━━━━━━━━━━

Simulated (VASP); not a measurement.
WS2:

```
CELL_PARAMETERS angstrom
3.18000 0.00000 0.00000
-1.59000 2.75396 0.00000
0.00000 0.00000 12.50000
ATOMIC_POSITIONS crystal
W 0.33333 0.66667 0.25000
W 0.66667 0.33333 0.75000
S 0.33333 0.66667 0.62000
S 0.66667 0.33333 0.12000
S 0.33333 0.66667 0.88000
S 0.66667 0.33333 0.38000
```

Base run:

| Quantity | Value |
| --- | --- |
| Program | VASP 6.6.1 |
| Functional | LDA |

━━━━━━━━━━

# WORK ITEM:
Each line of the data must come back exactly as written.

# ANSWER SECTION:
Simulated (VASP); not a measurement.
WS2:

```
CELL_PARAMETERS angstrom
3.18000 0.00000 0.00000
-1.59000 2.75396 0.00000
0.00000 0.00000 12.50000
ATOMIC_POSITIONS crystal
W 0.33333 0.66667 0.25000
W 0.66667 0.33333 0.75000
S 0.33333 0.66667 0.62000
S 0.66667 0.33333 0.12000
S 0.33333 0.66667 0.88000
S 0.66667 0.33333 0.38000
```

Base run:

| Quantity | Value |
| --- | --- |
| Program | VASP 6.6.1 |
| Functional | LDA |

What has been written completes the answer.